Requirement: Below are records; reproduce exactly the lines from the first through the one containing "Question: Name a".

Given entries:
◆ ◆ ◆ ◆

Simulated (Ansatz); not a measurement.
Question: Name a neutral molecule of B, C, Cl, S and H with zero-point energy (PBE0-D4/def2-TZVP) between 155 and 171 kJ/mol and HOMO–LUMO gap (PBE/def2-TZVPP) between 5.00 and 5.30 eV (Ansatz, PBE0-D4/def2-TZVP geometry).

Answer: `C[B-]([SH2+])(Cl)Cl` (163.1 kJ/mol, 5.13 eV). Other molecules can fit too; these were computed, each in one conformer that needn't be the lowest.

◆ ◆ ◆ ◆

Exercise result:
Simulated (Ansatz); not a measurement.
Question: Name a neutral molecule of B, C, Cl, S and H with zero-point energy (PBE0-D4/def2-TZVP) between 155 and 171 kJ/mol and HOMO–LUMO gap (PBE/def2-TZVPP) between 5.00 and 5.30 eV (Ansatz, PBE0-D4/def2-TZVP geometry).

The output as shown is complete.